BRIEF:
Produce an exact copy of all the records.

DATA:
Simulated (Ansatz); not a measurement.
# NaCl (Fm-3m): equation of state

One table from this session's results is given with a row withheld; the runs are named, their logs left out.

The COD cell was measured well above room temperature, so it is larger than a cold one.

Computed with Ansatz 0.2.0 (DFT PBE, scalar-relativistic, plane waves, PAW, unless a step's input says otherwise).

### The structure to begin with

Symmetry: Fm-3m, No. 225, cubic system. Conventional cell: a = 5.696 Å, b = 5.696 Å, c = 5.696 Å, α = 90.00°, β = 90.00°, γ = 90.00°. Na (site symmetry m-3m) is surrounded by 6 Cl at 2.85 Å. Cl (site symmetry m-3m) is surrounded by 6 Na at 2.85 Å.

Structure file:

ANSWER AREA:
Simulated (Ansatz); not a measurement.
# NaCl (Fm-3m): equation of state

One table from this session's results is given with a row withheld; the runs are named, their logs left out.

The COD cell was measured well above room temperature, so it is larger than a cold one.

Computed with Ansatz 0.2.0 (DFT PBE, scalar-relativistic, plane waves, PAW, unless a step's input says otherwise).

### The structure to begin with

Symmetry: Fm-3m, No. 225, cubic system. Conventional cell: a = 5.696 Å, b = 5.696 Å, c = 5.696 Å, α = 90.00°, β = 90.00°, γ = 90.00°. Na (site symmetry m-3m) is surrounded by 6 Cl at 2.85 Å. Cl (site symmetry m-3m) is surrounded by 6 Na at 2.85 Å.

Structure file:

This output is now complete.